═════ Provided data
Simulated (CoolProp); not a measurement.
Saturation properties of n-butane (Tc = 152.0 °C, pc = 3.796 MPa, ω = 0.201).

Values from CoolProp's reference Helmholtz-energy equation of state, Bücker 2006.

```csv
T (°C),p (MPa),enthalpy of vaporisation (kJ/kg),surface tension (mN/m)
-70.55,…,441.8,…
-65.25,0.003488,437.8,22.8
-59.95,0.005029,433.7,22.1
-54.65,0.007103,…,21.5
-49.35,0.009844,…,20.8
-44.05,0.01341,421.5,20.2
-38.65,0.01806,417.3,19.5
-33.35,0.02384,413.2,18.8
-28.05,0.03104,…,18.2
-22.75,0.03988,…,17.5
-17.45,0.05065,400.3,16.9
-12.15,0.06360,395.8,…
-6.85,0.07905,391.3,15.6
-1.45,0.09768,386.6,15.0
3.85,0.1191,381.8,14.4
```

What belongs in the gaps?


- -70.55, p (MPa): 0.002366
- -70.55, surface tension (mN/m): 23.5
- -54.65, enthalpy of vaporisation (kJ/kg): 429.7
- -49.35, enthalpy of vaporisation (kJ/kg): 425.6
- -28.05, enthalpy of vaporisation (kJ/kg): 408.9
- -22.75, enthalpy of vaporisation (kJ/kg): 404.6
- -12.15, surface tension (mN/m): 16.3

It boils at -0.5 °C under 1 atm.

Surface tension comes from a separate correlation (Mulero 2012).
══════════

**Assignment**
Each record above should be retyped in full, exactly as shown.

**Answer section**
Simulated (CoolProp); not a measurement.
Saturation properties of n-butane (Tc = 152.0 °C, pc = 3.796 MPa, ω = 0.201).

Values from CoolProp's reference Helmholtz-energy equation of state, Bücker 2006.

```csv
T (°C),p (MPa),enthalpy of vaporisation (kJ/kg),surface tension (mN/m)
-70.55,…,441.8,…
-65.25,0.003488,437.8,22.8
-59.95,0.005029,433.7,22.1
-54.65,0.007103,…,21.5
-49.35,0.009844,…,20.8
-44.05,0.01341,421.5,20.2
-38.65,0.01806,417.3,19.5
-33.35,0.02384,413.2,18.8
-28.05,0.03104,…,18.2
-22.75,0.03988,…,17.5
-17.45,0.05065,400.3,16.9
-12.15,0.06360,395.8,…
-6.85,0.07905,391.3,15.6
-1.45,0.09768,386.6,15.0
3.85,0.1191,381.8,14.4
```

What belongs in the gaps?


- -70.55, p (MPa): 0.002366
- -70.55, surface tension (mN/m): 23.5
- -54.65, enthalpy of vaporisation (kJ/kg): 429.7
- -49.35, enthalpy of vaporisation (kJ/kg): 425.6
- -28.05, enthalpy of vaporisation (kJ/kg): 408.9
- -22.75, enthalpy of vaporisation (kJ/kg): 404.6
- -12.15, surface tension (mN/m): 16.3

It boils at -0.5 °C under 1 atm.

Surface tension comes from a separate correlation (Mulero 2012).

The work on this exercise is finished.